Exercise: What is needed here is an exact copy of every entry.

*** Records supplied ***

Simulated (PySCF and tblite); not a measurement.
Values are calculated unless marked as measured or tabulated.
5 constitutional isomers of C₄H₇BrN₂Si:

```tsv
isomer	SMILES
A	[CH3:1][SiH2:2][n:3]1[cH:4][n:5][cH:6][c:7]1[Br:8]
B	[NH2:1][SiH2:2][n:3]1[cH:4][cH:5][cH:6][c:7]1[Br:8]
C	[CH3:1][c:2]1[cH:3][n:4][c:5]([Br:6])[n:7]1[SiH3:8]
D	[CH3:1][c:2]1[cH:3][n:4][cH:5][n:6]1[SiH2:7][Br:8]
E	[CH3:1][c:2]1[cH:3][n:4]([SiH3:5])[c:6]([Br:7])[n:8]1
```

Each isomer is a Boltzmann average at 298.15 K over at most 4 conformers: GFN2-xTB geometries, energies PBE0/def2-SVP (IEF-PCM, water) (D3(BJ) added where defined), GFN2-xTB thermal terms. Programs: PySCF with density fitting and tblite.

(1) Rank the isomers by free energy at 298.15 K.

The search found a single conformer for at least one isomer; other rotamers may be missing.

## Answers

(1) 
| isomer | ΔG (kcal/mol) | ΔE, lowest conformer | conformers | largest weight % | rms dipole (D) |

***

Response:
Simulated (PySCF and tblite); not a measurement.
Values are calculated unless marked as measured or tabulated.
5 constitutional isomers of C₄H₇BrN₂Si:

```tsv
isomer	SMILES
A	[CH3:1][SiH2:2][n:3]1[cH:4][n:5][cH:6][c:7]1[Br:8]
B	[NH2:1][SiH2:2][n:3]1[cH:4][cH:5][cH:6][c:7]1[Br:8]
C	[CH3:1][c:2]1[cH:3][n:4][c:5]([Br:6])[n:7]1[SiH3:8]
D	[CH3:1][c:2]1[cH:3][n:4][cH:5][n:6]1[SiH2:7][Br:8]
E	[CH3:1][c:2]1[cH:3][n:4]([SiH3:5])[c:6]([Br:7])[n:8]1
```

Each isomer is a Boltzmann average at 298.15 K over at most 4 conformers: GFN2-xTB geometries, energies PBE0/def2-SVP (IEF-PCM, water) (D3(BJ) added where defined), GFN2-xTB thermal terms. Programs: PySCF with density fitting and tblite.

(1) Rank the isomers by free energy at 298.15 K.

The search found a single conformer for at least one isomer; other rotamers may be missing.

## Answers

(1) 
| isomer | ΔG (kcal/mol) | ΔE, lowest conformer | conformers | largest weight % | rms dipole (D) |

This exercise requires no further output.